> Assigned task
Repeat, please, only the lines from the top of the data down to the line with "Its results: band"; include both of those lines.

> Data shown
--------

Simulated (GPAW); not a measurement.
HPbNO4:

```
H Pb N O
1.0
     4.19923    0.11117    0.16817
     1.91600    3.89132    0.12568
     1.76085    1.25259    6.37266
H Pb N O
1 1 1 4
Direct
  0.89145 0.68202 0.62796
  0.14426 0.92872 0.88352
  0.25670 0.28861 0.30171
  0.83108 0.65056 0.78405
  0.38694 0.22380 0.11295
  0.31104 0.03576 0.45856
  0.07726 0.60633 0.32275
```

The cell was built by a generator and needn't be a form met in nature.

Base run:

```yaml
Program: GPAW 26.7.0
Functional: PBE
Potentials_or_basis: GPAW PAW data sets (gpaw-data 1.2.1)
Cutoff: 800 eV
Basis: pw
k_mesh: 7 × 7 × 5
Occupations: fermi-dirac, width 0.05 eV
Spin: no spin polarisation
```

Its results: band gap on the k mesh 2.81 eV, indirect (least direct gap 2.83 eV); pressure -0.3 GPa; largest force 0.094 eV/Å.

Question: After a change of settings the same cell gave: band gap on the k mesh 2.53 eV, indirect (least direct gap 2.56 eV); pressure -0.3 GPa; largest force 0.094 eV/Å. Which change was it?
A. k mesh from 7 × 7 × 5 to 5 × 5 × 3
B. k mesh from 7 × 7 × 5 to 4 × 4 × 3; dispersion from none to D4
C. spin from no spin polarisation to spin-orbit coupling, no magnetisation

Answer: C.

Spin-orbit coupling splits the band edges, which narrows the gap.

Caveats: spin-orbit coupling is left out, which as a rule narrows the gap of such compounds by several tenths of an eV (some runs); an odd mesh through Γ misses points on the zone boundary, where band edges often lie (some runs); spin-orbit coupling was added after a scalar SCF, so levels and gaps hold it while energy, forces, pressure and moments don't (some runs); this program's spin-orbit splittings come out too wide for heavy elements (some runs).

--------

> Task response
Simulated (GPAW); not a measurement.
HPbNO4:

```
H Pb N O
1.0
     4.19923    0.11117    0.16817
     1.91600    3.89132    0.12568
     1.76085    1.25259    6.37266
H Pb N O
1 1 1 4
Direct
  0.89145 0.68202 0.62796
  0.14426 0.92872 0.88352
  0.25670 0.28861 0.30171
  0.83108 0.65056 0.78405
  0.38694 0.22380 0.11295
  0.31104 0.03576 0.45856
  0.07726 0.60633 0.32275
```

The cell was built by a generator and needn't be a form met in nature.

Base run:

```yaml
Program: GPAW 26.7.0
Functional: PBE
Potentials_or_basis: GPAW PAW data sets (gpaw-data 1.2.1)
Cutoff: 800 eV
Basis: pw
k_mesh: 7 × 7 × 5
Occupations: fermi-dirac, width 0.05 eV
Spin: no spin polarisation
```

Its results: band gap on the k mesh 2.81 eV, indirect (least direct gap 2.83 eV); pressure -0.3 GPa; largest force 0.094 eV/Å.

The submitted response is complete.